== ENTRIES PROVIDED ==
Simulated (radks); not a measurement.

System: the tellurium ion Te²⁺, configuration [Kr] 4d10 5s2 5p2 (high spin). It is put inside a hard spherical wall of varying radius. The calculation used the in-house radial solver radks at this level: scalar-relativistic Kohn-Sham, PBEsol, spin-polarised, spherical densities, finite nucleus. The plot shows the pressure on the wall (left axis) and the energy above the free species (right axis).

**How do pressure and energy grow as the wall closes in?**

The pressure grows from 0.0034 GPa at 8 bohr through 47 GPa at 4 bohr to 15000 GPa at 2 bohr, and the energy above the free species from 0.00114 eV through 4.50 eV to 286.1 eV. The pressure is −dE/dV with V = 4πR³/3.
===

Beginning at the top of the data, extract each line through the line containing "wall closes in?**" and return those lines exactly, with nothing added.

▶ EXPECTED ANSWER:
Simulated (radks); not a measurement.

System: the tellurium ion Te²⁺, configuration [Kr] 4d10 5s2 5p2 (high spin). It is put inside a hard spherical wall of varying radius. The calculation used the in-house radial solver radks at this level: scalar-relativistic Kohn-Sham, PBEsol, spin-polarised, spherical densities, finite nucleus. The plot shows the pressure on the wall (left axis) and the energy above the free species (right axis).

**How do pressure and energy grow as the wall closes in?**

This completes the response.